§ **ASSIGNED TASK**
In the material below, the required lines run from the one containing "N2–H7: +0.84 e/Å³" through the one containing "C1–H4: about 0.90;". Copy those lines exactly, ends included, and nothing else.

%%

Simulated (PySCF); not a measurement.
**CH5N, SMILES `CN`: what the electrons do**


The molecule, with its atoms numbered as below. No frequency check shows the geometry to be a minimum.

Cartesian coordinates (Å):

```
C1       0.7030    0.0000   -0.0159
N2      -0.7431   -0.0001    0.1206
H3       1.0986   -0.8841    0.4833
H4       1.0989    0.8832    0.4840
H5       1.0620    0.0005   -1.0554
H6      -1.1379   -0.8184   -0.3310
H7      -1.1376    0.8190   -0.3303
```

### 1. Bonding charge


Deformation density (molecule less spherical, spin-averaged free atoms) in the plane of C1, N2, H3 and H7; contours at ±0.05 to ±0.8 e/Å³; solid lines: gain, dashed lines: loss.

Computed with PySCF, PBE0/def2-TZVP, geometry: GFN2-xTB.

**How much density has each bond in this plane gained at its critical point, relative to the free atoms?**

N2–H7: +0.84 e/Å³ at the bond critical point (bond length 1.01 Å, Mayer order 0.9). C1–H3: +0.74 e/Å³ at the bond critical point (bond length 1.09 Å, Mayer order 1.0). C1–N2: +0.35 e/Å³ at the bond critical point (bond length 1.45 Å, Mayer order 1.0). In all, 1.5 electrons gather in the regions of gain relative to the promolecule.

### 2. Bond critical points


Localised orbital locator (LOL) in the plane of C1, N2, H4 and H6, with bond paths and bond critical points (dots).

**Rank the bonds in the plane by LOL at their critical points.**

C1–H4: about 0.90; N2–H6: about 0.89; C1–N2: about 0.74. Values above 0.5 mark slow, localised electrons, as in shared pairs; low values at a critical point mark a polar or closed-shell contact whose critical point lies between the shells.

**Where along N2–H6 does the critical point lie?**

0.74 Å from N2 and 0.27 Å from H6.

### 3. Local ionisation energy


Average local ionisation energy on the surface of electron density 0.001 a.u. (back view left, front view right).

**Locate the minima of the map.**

%%

§ **YOUR SOLUTION**
N2–H7: +0.84 e/Å³ at the bond critical point (bond length 1.01 Å, Mayer order 0.9). C1–H3: +0.74 e/Å³ at the bond critical point (bond length 1.09 Å, Mayer order 1.0). C1–N2: +0.35 e/Å³ at the bond critical point (bond length 1.45 Å, Mayer order 1.0). In all, 1.5 electrons gather in the regions of gain relative to the promolecule.

### 2. Bond critical points


Localised orbital locator (LOL) in the plane of C1, N2, H4 and H6, with bond paths and bond critical points (dots).

**Rank the bonds in the plane by LOL at their critical points.**

C1–H4: about 0.90; N2–H6: about 0.89; C1–N2: about 0.74. Values above 0.5 mark slow, localised electrons, as in shared pairs; low values at a critical point mark a polar or closed-shell contact whose critical point lies between the shells.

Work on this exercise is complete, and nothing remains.